BRIEF
You are asked to write out the entries exactly as they are given.

DATASET EXCERPTS
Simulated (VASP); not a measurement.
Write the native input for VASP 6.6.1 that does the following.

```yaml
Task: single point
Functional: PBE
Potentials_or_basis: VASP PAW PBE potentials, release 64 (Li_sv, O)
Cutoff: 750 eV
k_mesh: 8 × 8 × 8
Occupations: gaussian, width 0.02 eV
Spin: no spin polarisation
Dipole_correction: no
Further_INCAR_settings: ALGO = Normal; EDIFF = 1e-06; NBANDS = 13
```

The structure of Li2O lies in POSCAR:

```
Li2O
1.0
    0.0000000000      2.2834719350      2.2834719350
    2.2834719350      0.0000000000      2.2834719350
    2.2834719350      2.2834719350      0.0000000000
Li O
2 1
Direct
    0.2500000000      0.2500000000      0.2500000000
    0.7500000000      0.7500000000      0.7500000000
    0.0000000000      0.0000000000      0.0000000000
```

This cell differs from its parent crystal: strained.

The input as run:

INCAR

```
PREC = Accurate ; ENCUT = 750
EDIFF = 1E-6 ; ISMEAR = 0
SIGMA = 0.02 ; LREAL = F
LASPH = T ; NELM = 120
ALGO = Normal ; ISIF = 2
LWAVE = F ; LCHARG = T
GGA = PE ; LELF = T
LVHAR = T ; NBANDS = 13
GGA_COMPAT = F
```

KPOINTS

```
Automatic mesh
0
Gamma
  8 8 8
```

SOLUTION
Simulated (VASP); not a measurement.
Write the native input for VASP 6.6.1 that does the following.

```yaml
Task: single point
Functional: PBE
Potentials_or_basis: VASP PAW PBE potentials, release 64 (Li_sv, O)
Cutoff: 750 eV
k_mesh: 8 × 8 × 8
Occupations: gaussian, width 0.02 eV
Spin: no spin polarisation
Dipole_correction: no
Further_INCAR_settings: ALGO = Normal; EDIFF = 1e-06; NBANDS = 13
```

The structure of Li2O lies in POSCAR:

```
Li2O
1.0
    0.0000000000      2.2834719350      2.2834719350
    2.2834719350      0.0000000000      2.2834719350
    2.2834719350      2.2834719350      0.0000000000
Li O
2 1
Direct
    0.2500000000      0.2500000000      0.2500000000
    0.7500000000      0.7500000000      0.7500000000
    0.0000000000      0.0000000000      0.0000000000
```

This cell differs from its parent crystal: strained.

The input as run:

INCAR

```
PREC = Accurate ; ENCUT = 750
EDIFF = 1E-6 ; ISMEAR = 0
SIGMA = 0.02 ; LREAL = F
LASPH = T ; NELM = 120
ALGO = Normal ; ISIF = 2
LWAVE = F ; LCHARG = T
GGA = PE ; LELF = T
LVHAR = T ; NBANDS = 13
GGA_COMPAT = F
```

KPOINTS

```
Automatic mesh
0
Gamma
  8 8 8
```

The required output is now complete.